#### Work order:
Please set the lines down again exactly, from the top of the entries through the line that contains "change on relaxing?".

━━━━━ Provided data
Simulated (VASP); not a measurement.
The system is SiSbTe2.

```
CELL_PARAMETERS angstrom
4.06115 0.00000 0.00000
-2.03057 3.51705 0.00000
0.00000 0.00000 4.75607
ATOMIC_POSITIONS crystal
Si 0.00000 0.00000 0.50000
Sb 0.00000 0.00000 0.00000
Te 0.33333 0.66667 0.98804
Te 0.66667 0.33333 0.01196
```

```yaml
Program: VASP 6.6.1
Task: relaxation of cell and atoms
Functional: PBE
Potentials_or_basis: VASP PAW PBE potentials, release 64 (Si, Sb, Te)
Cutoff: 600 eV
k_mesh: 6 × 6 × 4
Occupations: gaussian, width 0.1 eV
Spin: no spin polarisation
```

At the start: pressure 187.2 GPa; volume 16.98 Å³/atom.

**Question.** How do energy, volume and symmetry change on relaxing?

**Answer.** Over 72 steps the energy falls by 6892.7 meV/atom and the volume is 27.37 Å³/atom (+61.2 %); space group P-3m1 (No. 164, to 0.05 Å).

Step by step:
━━━━━━━━━━

#### Written answer:
Simulated (VASP); not a measurement.
The system is SiSbTe2.

```
CELL_PARAMETERS angstrom
4.06115 0.00000 0.00000
-2.03057 3.51705 0.00000
0.00000 0.00000 4.75607
ATOMIC_POSITIONS crystal
Si 0.00000 0.00000 0.50000
Sb 0.00000 0.00000 0.00000
Te 0.33333 0.66667 0.98804
Te 0.66667 0.33333 0.01196
```

```yaml
Program: VASP 6.6.1
Task: relaxation of cell and atoms
Functional: PBE
Potentials_or_basis: VASP PAW PBE potentials, release 64 (Si, Sb, Te)
Cutoff: 600 eV
k_mesh: 6 × 6 × 4
Occupations: gaussian, width 0.1 eV
Spin: no spin polarisation
```

At the start: pressure 187.2 GPa; volume 16.98 Å³/atom.

**Question.** How do energy, volume and symmetry change on relaxing?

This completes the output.